» **Dataset content**
------------------------------

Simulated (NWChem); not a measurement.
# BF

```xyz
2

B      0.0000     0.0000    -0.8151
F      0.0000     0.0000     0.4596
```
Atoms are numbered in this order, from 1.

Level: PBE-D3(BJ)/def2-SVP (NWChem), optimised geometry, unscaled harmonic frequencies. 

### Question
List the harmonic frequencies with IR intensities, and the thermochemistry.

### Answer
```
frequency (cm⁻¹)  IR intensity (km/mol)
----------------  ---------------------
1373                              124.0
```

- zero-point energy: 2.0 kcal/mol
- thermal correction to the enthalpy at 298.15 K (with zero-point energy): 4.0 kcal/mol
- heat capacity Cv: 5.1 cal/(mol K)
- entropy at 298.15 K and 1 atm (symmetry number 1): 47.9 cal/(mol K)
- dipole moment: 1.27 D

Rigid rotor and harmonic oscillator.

------------------------------

» **Work request**
In the data above, start at the line that has "Level: PBE-D3(BJ)/def2-SVP (NWChem), optimised", stop after the line that has "- zero-point energy: 2.0 kcal/mol", and print every line in between exactly as it stands.

» **Task answer**
Level: PBE-D3(BJ)/def2-SVP (NWChem), optimised geometry, unscaled harmonic frequencies. 

### Question
List the harmonic frequencies with IR intensities, and the thermochemistry.

### Answer
```
frequency (cm⁻¹)  IR intensity (km/mol)
----------------  ---------------------
1373                              124.0
```

- zero-point energy: 2.0 kcal/mol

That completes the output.